-- Work request --
Each line from the opening of the records that follow to the line with "Aim: the Y L₃" needs to be written out exactly. Add nothing.

○ ○ ○ ○

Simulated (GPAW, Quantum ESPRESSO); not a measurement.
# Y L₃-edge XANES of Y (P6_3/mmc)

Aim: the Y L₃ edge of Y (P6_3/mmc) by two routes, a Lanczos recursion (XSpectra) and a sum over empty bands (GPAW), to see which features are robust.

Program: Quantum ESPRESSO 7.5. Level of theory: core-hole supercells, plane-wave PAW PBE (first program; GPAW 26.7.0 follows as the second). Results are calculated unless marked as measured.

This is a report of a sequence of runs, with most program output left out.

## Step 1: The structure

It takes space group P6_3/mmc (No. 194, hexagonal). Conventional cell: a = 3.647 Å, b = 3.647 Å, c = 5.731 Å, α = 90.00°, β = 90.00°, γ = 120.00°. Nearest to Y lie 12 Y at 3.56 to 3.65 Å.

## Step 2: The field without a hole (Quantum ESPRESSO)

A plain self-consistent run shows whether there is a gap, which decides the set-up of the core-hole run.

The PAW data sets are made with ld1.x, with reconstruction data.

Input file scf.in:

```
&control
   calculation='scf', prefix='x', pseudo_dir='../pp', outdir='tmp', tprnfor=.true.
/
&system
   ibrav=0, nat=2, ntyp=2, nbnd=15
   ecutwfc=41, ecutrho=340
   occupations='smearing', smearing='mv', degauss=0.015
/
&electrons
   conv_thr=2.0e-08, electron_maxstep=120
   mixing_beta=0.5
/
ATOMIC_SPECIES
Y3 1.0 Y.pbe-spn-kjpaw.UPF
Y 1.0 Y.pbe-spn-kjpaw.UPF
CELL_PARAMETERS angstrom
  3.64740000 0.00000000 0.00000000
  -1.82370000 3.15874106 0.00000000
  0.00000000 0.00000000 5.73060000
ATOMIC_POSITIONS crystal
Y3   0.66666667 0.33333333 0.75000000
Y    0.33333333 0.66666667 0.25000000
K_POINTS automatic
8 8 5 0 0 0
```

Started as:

○ ○ ○ ○

-- Exercise answer --
Simulated (GPAW, Quantum ESPRESSO); not a measurement.
# Y L₃-edge XANES of Y (P6_3/mmc)

Aim: the Y L₃ edge of Y (P6_3/mmc) by two routes, a Lanczos recursion (XSpectra) and a sum over empty bands (GPAW), to see which features are robust.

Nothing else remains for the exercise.